### Work task
Counting the line with "# MOSFET in" as the last one, copy out the lines of the data exactly from the first onward.

- - -

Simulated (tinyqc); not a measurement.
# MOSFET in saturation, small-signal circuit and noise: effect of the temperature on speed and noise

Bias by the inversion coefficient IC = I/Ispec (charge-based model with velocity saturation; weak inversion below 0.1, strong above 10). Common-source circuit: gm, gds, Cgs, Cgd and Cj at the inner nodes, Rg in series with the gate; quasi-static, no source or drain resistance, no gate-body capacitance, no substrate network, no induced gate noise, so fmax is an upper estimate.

- - -

### Task result
Simulated (tinyqc); not a measurement.
# MOSFET in saturation, small-signal circuit and noise: effect of the temperature on speed and noise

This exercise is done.